# REQUIREMENT:
Beneath this task are records; print exactly the stretch of them from the line with "Alike in all" through the line with "Caveats: the run", both ends included.

# EXERCISE DATA:
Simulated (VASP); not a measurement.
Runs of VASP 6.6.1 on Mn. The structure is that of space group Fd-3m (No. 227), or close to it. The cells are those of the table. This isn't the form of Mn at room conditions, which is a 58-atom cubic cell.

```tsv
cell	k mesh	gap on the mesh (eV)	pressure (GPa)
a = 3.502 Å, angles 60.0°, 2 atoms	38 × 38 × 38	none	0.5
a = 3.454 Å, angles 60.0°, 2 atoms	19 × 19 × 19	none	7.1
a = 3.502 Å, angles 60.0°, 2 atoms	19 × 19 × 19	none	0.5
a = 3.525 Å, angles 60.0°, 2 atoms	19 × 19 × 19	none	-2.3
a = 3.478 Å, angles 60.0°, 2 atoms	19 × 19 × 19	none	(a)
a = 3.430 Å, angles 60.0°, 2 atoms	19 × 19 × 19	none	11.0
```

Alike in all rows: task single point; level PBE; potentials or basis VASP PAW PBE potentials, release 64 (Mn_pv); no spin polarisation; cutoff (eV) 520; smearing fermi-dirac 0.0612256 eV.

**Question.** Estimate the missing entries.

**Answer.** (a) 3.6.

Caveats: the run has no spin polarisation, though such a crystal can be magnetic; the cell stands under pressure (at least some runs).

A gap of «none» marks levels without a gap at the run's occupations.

# YOUR SOLUTION:
Alike in all rows: task single point; level PBE; potentials or basis VASP PAW PBE potentials, release 64 (Mn_pv); no spin polarisation; cutoff (eV) 520; smearing fermi-dirac 0.0612256 eV.

**Question.** Estimate the missing entries.

**Answer.** (a) 3.6.

Caveats: the run has no spin polarisation, though such a crystal can be magnetic; the cell stands under pressure (at least some runs).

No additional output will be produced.